__WORK INSTRUCTION__.
Each line from the beginning of the data below through the line containing "Result: gap on" should be repeated exactly, please.

#### EXTRACTED DATA
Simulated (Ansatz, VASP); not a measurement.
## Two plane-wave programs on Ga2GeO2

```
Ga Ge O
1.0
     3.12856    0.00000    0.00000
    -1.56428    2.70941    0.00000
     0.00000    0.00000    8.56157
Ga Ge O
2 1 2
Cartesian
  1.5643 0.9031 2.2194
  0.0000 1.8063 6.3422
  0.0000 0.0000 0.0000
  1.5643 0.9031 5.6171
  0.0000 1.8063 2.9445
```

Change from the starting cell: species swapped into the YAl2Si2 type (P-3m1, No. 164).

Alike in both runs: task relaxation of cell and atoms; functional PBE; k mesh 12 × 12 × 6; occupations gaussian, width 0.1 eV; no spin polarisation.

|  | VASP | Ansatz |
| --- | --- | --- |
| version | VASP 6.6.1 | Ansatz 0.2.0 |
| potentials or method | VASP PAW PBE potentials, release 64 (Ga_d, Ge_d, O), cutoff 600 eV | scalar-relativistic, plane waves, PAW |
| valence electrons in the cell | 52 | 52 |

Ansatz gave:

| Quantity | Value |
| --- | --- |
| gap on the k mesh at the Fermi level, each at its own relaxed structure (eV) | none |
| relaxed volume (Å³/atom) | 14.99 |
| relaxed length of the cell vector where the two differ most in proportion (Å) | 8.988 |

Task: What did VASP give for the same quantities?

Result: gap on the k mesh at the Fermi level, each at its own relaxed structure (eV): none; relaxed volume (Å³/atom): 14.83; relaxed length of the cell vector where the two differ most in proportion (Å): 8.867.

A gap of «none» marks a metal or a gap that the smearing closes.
########

__EXERCISE ANSWER__.
Simulated (Ansatz, VASP); not a measurement.
## Two plane-wave programs on Ga2GeO2

```
Ga Ge O
1.0
     3.12856    0.00000    0.00000
    -1.56428    2.70941    0.00000
     0.00000    0.00000    8.56157
Ga Ge O
2 1 2
Cartesian
  1.5643 0.9031 2.2194
  0.0000 1.8063 6.3422
  0.0000 0.0000 0.0000
  1.5643 0.9031 5.6171
  0.0000 1.8063 2.9445
```

Change from the starting cell: species swapped into the YAl2Si2 type (P-3m1, No. 164).

Alike in both runs: task relaxation of cell and atoms; functional PBE; k mesh 12 × 12 × 6; occupations gaussian, width 0.1 eV; no spin polarisation.

|  | VASP | Ansatz |
| --- | --- | --- |
| version | VASP 6.6.1 | Ansatz 0.2.0 |
| potentials or method | VASP PAW PBE potentials, release 64 (Ga_d, Ge_d, O), cutoff 600 eV | scalar-relativistic, plane waves, PAW |
| valence electrons in the cell | 52 | 52 |

Ansatz gave:

| Quantity | Value |
| --- | --- |
| gap on the k mesh at the Fermi level, each at its own relaxed structure (eV) | none |
| relaxed volume (Å³/atom) | 14.99 |
| relaxed length of the cell vector where the two differ most in proportion (Å) | 8.988 |

Task: What did VASP give for the same quantities?

Result: gap on the k mesh at the Fermi level, each at its own relaxed structure (eV): none; relaxed volume (Å³/atom): 14.83; relaxed length of the cell vector where the two differ most in proportion (Å): 8.867.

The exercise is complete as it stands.